Action item :: Write out only the opening lines of the entries, through the line with "A double-zeta basis".

Stored data ::
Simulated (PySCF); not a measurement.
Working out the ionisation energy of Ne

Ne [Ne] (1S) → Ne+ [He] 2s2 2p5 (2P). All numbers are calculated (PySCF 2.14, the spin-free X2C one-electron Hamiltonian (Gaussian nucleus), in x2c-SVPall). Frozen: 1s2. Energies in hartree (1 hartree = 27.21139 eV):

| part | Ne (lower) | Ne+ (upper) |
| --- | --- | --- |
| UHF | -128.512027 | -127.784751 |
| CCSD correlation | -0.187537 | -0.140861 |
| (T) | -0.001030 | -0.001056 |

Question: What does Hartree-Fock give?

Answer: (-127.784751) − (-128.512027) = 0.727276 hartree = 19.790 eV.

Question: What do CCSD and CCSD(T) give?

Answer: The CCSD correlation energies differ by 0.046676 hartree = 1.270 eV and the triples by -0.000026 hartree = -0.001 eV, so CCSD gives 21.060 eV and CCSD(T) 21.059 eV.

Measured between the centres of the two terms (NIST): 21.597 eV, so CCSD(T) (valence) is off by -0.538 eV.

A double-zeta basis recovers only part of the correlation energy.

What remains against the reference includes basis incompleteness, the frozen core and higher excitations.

Response area ::
Simulated (PySCF); not a measurement.
Working out the ionisation energy of Ne

Ne [Ne] (1S) → Ne+ [He] 2s2 2p5 (2P). All numbers are calculated (PySCF 2.14, the spin-free X2C one-electron Hamiltonian (Gaussian nucleus), in x2c-SVPall). Frozen: 1s2. Energies in hartree (1 hartree = 27.21139 eV):

| part | Ne (lower) | Ne+ (upper) |
| --- | --- | --- |
| UHF | -128.512027 | -127.784751 |
| CCSD correlation | -0.187537 | -0.140861 |
| (T) | -0.001030 | -0.001056 |

Question: What does Hartree-Fock give?

Answer: (-127.784751) − (-128.512027) = 0.727276 hartree = 19.790 eV.

Question: What do CCSD and CCSD(T) give?

Answer: The CCSD correlation energies differ by 0.046676 hartree = 1.270 eV and the triples by -0.000026 hartree = -0.001 eV, so CCSD gives 21.060 eV and CCSD(T) 21.059 eV.

Measured between the centres of the two terms (NIST): 21.597 eV, so CCSD(T) (valence) is off by -0.538 eV.

A double-zeta basis recovers only part of the correlation energy.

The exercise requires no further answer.